----------

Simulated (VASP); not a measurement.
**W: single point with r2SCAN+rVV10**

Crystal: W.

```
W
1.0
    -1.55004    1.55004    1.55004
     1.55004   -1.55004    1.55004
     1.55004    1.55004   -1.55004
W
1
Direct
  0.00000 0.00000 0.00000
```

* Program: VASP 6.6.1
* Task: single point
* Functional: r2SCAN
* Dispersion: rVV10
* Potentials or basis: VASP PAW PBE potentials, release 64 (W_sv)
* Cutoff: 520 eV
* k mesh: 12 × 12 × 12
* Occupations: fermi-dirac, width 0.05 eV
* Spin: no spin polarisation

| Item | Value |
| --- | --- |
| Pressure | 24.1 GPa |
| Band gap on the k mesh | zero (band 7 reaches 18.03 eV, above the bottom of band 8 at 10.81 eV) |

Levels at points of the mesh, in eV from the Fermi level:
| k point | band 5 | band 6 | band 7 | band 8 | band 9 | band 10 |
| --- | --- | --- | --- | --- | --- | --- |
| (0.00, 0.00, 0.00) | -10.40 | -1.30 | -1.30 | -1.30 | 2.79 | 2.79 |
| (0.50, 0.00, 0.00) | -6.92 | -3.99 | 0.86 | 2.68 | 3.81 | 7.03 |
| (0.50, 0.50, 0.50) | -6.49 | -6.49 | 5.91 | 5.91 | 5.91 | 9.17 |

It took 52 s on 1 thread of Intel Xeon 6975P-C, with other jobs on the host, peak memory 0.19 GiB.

----------

Keeping every word and mark as it is, print the entries above.

Written solution:
Simulated (VASP); not a measurement.
**W: single point with r2SCAN+rVV10**

Crystal: W.

```
W
1.0
    -1.55004    1.55004    1.55004
     1.55004   -1.55004    1.55004
     1.55004    1.55004   -1.55004
W
1
Direct
  0.00000 0.00000 0.00000
```

* Program: VASP 6.6.1
* Task: single point
* Functional: r2SCAN
* Dispersion: rVV10
* Potentials or basis: VASP PAW PBE potentials, release 64 (W_sv)
* Cutoff: 520 eV
* k mesh: 12 × 12 × 12
* Occupations: fermi-dirac, width 0.05 eV
* Spin: no spin polarisation

| Item | Value |
| --- | --- |
| Pressure | 24.1 GPa |
| Band gap on the k mesh | zero (band 7 reaches 18.03 eV, above the bottom of band 8 at 10.81 eV) |

Levels at points of the mesh, in eV from the Fermi level:
| k point | band 5 | band 6 | band 7 | band 8 | band 9 | band 10 |
| --- | --- | --- | --- | --- | --- | --- |
| (0.00, 0.00, 0.00) | -10.40 | -1.30 | -1.30 | -1.30 | 2.79 | 2.79 |
| (0.50, 0.00, 0.00) | -6.92 | -3.99 | 0.86 | 2.68 | 3.81 | 7.03 |
| (0.50, 0.50, 0.50) | -6.49 | -6.49 | 5.91 | 5.91 | 5.91 | 9.17 |

It took 52 s on 1 thread of Intel Xeon 6975P-C, with other jobs on the host, peak memory 0.19 GiB.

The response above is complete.